----------

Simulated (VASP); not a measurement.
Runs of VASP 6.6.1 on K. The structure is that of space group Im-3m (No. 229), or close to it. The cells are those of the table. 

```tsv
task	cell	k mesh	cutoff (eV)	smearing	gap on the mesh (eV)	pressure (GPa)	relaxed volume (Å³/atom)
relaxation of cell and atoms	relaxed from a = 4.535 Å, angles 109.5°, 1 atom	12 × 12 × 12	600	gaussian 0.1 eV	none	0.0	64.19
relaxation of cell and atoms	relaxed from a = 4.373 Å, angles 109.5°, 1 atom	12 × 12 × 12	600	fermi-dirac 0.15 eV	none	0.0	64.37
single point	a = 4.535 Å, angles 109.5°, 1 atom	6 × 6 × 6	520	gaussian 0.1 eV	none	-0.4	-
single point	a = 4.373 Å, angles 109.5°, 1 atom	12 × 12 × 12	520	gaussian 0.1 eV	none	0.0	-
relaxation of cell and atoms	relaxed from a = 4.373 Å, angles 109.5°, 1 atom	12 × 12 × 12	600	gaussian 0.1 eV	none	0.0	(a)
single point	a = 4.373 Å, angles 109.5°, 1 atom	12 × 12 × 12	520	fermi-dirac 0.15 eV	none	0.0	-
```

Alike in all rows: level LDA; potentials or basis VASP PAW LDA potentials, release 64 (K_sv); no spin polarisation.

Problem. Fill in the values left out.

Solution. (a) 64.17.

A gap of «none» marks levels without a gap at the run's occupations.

----------

- **Brief**
Give back exactly the lines from the first line of the records through the line holding "Solution. (a) 64.17.", including both of those lines and leaving out all others.

- **Task answer**
Simulated (VASP); not a measurement.
Runs of VASP 6.6.1 on K. The structure is that of space group Im-3m (No. 229), or close to it. The cells are those of the table. 

```tsv
task	cell	k mesh	cutoff (eV)	smearing	gap on the mesh (eV)	pressure (GPa)	relaxed volume (Å³/atom)
relaxation of cell and atoms	relaxed from a = 4.535 Å, angles 109.5°, 1 atom	12 × 12 × 12	600	gaussian 0.1 eV	none	0.0	64.19
relaxation of cell and atoms	relaxed from a = 4.373 Å, angles 109.5°, 1 atom	12 × 12 × 12	600	fermi-dirac 0.15 eV	none	0.0	64.37
single point	a = 4.535 Å, angles 109.5°, 1 atom	6 × 6 × 6	520	gaussian 0.1 eV	none	-0.4	-
single point	a = 4.373 Å, angles 109.5°, 1 atom	12 × 12 × 12	520	gaussian 0.1 eV	none	0.0	-
relaxation of cell and atoms	relaxed from a = 4.373 Å, angles 109.5°, 1 atom	12 × 12 × 12	600	gaussian 0.1 eV	none	0.0	(a)
single point	a = 4.373 Å, angles 109.5°, 1 atom	12 × 12 × 12	520	fermi-dirac 0.15 eV	none	0.0	-
```

Alike in all rows: level LDA; potentials or basis VASP PAW LDA potentials, release 64 (K_sv); no spin polarisation.

Problem. Fill in the values left out.

Solution. (a) 64.17.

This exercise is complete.